**Work order**
Write down exactly the lines of the records below, beginning with the first and ending with the line that includes "Geometry optimisation, DFT".

**Information shown**
════
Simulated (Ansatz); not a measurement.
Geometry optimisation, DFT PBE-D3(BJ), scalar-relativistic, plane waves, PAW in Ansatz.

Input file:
════

**Task output**
Simulated (Ansatz); not a measurement.
Geometry optimisation, DFT PBE-D3(BJ), scalar-relativistic, plane waves, PAW in Ansatz.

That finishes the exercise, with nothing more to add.